• [ASSIGNMENT]: Transcribe the data exactly.

---------- EXTRACTED RECORDS

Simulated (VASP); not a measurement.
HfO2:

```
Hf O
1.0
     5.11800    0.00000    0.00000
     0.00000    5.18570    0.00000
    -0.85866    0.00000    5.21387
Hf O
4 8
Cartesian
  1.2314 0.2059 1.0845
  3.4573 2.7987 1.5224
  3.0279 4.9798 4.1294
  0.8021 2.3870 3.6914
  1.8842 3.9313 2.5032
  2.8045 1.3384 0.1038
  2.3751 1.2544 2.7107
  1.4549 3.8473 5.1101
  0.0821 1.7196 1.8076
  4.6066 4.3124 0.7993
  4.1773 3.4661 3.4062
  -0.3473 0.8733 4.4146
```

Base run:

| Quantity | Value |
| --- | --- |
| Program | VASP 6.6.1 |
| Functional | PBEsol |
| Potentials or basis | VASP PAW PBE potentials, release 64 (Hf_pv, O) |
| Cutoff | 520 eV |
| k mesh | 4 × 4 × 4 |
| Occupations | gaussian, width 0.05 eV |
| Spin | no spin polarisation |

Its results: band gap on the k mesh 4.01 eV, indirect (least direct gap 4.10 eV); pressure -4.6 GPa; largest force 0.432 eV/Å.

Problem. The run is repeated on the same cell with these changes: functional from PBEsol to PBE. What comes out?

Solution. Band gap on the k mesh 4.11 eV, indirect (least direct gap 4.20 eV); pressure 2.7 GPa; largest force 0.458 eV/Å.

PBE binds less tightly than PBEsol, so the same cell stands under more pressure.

--------------------

• [TASK ANSWER]:
Simulated (VASP); not a measurement.
HfO2:

```
Hf O
1.0
     5.11800    0.00000    0.00000
     0.00000    5.18570    0.00000
    -0.85866    0.00000    5.21387
Hf O
4 8
Cartesian
  1.2314 0.2059 1.0845
  3.4573 2.7987 1.5224
  3.0279 4.9798 4.1294
  0.8021 2.3870 3.6914
  1.8842 3.9313 2.5032
  2.8045 1.3384 0.1038
  2.3751 1.2544 2.7107
  1.4549 3.8473 5.1101
  0.0821 1.7196 1.8076
  4.6066 4.3124 0.7993
  4.1773 3.4661 3.4062
  -0.3473 0.8733 4.4146
```

Base run:

| Quantity | Value |
| --- | --- |
| Program | VASP 6.6.1 |
| Functional | PBEsol |
| Potentials or basis | VASP PAW PBE potentials, release 64 (Hf_pv, O) |
| Cutoff | 520 eV |
| k mesh | 4 × 4 × 4 |
| Occupations | gaussian, width 0.05 eV |
| Spin | no spin polarisation |

Its results: band gap on the k mesh 4.01 eV, indirect (least direct gap 4.10 eV); pressure -4.6 GPa; largest force 0.432 eV/Å.

Problem. The run is repeated on the same cell with these changes: functional from PBEsol to PBE. What comes out?

Solution. Band gap on the k mesh 4.11 eV, indirect (least direct gap 4.20 eV); pressure 2.7 GPa; largest force 0.458 eV/Å.

PBE binds less tightly than PBEsol, so the same cell stands under more pressure.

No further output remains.